* **Work instruction**: Below are entries; output exactly the lines from the one with "valence edge of A |" to the one with "valence edge of B |", both included, and nothing else.

* **Data for review**:

+ + + +

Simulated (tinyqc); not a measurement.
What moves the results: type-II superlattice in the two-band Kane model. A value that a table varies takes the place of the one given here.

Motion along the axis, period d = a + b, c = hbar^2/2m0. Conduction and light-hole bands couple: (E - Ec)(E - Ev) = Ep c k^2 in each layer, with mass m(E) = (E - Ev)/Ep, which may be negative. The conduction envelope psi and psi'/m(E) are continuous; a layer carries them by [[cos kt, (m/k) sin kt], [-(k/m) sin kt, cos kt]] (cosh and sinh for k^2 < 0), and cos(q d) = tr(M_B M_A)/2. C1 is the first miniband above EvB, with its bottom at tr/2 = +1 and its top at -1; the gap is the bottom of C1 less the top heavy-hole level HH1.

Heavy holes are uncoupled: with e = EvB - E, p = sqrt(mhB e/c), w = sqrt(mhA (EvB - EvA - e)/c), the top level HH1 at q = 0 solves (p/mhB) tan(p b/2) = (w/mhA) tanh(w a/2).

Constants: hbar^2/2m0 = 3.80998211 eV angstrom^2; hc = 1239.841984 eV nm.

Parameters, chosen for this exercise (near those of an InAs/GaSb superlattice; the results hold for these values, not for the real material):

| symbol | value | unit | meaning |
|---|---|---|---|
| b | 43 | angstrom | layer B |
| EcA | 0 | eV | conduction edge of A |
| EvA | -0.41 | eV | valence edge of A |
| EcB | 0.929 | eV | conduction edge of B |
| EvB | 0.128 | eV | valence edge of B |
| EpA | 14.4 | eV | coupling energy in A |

+ + + +

* **Written solution**:
| EvA | -0.41 | eV | valence edge of A |
| EcB | 0.929 | eV | conduction edge of B |
| EvB | 0.128 | eV | valence edge of B |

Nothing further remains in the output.